From the listing below, set down exactly the lines between the one holding "## Computed properties" and the one holding "is 44.1 kcal/mol.", inclusive. No other line is wanted.

======== INFORMATION SUPPLIED ========

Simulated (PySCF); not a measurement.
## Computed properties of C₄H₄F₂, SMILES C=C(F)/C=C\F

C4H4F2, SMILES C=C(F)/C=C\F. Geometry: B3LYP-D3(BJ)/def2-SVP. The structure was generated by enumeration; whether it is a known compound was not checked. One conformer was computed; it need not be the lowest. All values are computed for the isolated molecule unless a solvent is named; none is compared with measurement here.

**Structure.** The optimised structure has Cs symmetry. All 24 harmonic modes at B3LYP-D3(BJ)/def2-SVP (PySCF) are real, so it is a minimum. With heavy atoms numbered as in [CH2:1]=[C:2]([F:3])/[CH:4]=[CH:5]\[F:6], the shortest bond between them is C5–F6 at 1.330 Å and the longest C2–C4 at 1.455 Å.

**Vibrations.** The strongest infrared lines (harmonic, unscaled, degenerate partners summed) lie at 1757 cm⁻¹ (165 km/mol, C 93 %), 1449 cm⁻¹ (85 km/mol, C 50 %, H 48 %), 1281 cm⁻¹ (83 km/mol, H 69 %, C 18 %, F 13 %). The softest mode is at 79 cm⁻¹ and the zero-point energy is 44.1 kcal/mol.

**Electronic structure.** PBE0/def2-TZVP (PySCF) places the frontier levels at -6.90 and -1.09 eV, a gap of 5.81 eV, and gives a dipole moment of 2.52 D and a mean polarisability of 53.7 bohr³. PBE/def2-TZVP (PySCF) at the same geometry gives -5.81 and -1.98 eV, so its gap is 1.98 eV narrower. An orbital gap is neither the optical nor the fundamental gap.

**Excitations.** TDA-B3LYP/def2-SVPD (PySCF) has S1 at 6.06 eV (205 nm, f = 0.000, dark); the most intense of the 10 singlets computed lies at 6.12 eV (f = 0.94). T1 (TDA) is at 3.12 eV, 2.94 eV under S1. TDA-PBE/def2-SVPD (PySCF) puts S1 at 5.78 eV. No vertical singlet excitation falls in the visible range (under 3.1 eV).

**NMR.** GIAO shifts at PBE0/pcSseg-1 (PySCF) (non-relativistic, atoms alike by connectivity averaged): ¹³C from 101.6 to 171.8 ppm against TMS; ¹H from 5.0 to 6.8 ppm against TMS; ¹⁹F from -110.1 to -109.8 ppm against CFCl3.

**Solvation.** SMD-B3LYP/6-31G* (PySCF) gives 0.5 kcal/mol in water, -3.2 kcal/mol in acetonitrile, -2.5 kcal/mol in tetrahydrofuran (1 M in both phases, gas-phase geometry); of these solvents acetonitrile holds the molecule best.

========

#### WORKED SOLUTION:
## Computed properties of C₄H₄F₂, SMILES C=C(F)/C=C\F

C4H4F2, SMILES C=C(F)/C=C\F. Geometry: B3LYP-D3(BJ)/def2-SVP. The structure was generated by enumeration; whether it is a known compound was not checked. One conformer was computed; it need not be the lowest. All values are computed for the isolated molecule unless a solvent is named; none is compared with measurement here.

**Structure.** The optimised structure has Cs symmetry. All 24 harmonic modes at B3LYP-D3(BJ)/def2-SVP (PySCF) are real, so it is a minimum. With heavy atoms numbered as in [CH2:1]=[C:2]([F:3])/[CH:4]=[CH:5]\[F:6], the shortest bond between them is C5–F6 at 1.330 Å and the longest C2–C4 at 1.455 Å.

**Vibrations.** The strongest infrared lines (harmonic, unscaled, degenerate partners summed) lie at 1757 cm⁻¹ (165 km/mol, C 93 %), 1449 cm⁻¹ (85 km/mol, C 50 %, H 48 %), 1281 cm⁻¹ (83 km/mol, H 69 %, C 18 %, F 13 %). The softest mode is at 79 cm⁻¹ and the zero-point energy is 44.1 kcal/mol.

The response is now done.